EXERCISE: Print the listing exactly, but only as far as the line containing "# Bulk modulus". The first line and that line are both included.

SUPPLIED MATERIAL below:

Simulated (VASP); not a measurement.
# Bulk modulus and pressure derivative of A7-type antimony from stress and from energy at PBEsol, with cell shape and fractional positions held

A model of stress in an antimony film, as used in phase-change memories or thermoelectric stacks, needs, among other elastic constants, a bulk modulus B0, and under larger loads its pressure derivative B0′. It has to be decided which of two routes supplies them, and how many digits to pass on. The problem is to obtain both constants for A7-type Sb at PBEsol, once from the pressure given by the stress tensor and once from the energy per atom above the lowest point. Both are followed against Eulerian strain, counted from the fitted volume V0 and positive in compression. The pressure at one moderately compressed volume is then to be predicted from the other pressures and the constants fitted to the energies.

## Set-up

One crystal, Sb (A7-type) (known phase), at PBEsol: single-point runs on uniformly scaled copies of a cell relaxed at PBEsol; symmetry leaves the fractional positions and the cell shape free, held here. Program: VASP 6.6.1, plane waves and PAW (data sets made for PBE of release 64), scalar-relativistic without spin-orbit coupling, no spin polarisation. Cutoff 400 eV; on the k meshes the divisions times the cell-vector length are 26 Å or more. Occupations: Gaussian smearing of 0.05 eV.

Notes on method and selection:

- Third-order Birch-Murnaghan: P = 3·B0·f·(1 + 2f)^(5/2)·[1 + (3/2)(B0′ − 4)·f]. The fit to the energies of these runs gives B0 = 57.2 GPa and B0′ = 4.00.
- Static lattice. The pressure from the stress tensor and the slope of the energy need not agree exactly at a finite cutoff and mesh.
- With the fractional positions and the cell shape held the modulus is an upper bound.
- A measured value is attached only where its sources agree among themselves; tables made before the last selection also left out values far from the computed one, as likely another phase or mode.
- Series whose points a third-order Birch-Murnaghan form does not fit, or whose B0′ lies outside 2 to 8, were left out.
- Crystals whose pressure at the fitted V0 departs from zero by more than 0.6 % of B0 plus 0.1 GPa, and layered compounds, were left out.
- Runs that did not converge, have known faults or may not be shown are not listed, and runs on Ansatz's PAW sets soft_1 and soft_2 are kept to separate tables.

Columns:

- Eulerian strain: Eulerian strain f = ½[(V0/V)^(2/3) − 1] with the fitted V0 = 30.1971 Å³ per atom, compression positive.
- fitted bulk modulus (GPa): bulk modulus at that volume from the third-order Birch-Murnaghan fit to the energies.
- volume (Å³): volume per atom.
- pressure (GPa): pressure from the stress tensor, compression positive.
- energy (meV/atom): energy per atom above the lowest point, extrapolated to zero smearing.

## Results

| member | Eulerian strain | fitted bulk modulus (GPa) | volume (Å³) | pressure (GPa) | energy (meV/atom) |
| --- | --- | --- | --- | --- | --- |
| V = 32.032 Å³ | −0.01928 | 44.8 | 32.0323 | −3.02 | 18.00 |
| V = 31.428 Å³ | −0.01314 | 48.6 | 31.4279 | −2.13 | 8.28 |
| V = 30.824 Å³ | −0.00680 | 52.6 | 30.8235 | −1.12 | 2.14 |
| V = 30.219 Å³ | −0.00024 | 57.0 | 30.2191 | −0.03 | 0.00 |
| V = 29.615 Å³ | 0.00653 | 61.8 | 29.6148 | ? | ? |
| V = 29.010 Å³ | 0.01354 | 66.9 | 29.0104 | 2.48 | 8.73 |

End of SUPPLIED MATERIAL.

ANSWER AREA:
Simulated (VASP); not a measurement.
# Bulk modulus and pressure derivative of A7-type antimony from stress and from energy at PBEsol, with cell shape and fractional positions held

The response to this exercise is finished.